WORK ITEM —
Output exactly the first line of the listing and each line after it, through the line that contains "Solution. H+ 0.73, NH4+"; add nothing else.

EXTRACTED ENTRIES —
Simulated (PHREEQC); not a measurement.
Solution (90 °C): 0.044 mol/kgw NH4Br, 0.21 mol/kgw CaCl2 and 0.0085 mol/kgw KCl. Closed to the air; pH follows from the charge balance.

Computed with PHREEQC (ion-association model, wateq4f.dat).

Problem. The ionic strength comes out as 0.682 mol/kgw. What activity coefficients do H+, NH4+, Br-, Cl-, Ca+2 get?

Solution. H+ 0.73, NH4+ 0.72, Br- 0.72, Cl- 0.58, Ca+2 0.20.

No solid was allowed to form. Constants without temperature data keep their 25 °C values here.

RESPONSE BOX —
Simulated (PHREEQC); not a measurement.
Solution (90 °C): 0.044 mol/kgw NH4Br, 0.21 mol/kgw CaCl2 and 0.0085 mol/kgw KCl. Closed to the air; pH follows from the charge balance.

Computed with PHREEQC (ion-association model, wateq4f.dat).

Problem. The ionic strength comes out as 0.682 mol/kgw. What activity coefficients do H+, NH4+, Br-, Cl-, Ca+2 get?

Solution. H+ 0.73, NH4+ 0.72, Br- 0.72, Cl- 0.58, Ca+2 0.20.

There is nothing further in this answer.